#### [Work order]
Return, unaltered, every line from the beginning of the material below up to and including the one with "Computed with an".

┌────────

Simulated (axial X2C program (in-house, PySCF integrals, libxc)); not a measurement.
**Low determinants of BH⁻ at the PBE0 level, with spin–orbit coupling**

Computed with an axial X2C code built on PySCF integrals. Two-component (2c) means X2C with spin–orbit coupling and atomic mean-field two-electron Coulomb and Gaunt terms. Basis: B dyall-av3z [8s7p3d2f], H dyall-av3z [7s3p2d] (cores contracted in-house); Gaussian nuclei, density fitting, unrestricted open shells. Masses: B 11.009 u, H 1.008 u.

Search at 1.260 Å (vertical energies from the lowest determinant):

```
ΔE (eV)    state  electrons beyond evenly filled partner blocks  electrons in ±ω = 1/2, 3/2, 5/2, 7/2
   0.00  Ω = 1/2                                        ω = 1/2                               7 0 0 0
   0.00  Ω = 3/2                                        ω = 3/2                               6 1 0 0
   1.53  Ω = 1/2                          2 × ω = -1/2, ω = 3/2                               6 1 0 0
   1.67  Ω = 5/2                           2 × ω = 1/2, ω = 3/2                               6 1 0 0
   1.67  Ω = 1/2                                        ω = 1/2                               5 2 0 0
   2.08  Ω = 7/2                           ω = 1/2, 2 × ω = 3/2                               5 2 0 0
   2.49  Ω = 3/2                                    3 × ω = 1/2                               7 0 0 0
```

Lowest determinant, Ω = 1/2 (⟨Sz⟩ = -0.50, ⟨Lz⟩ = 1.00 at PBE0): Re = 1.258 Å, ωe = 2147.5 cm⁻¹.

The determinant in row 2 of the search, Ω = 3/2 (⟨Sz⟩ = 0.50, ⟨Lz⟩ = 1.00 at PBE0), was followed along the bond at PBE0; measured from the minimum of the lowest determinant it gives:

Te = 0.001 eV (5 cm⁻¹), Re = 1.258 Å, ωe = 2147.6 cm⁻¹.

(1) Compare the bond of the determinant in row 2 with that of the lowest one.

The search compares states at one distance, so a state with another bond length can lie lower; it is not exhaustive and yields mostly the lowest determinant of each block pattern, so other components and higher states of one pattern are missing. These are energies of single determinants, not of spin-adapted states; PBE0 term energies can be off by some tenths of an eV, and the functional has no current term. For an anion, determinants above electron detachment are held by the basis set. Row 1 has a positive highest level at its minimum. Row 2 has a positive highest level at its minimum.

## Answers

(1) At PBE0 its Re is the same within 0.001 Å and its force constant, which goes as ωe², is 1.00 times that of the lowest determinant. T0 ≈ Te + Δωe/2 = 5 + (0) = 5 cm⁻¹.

└────────

#### [Expected answer]
Simulated (axial X2C program (in-house, PySCF integrals, libxc)); not a measurement.
**Low determinants of BH⁻ at the PBE0 level, with spin–orbit coupling**

Computed with an axial X2C code built on PySCF integrals. Two-component (2c) means X2C with spin–orbit coupling and atomic mean-field two-electron Coulomb and Gaunt terms. Basis: B dyall-av3z [8s7p3d2f], H dyall-av3z [7s3p2d] (cores contracted in-house); Gaussian nuclei, density fitting, unrestricted open shells. Masses: B 11.009 u, H 1.008 u.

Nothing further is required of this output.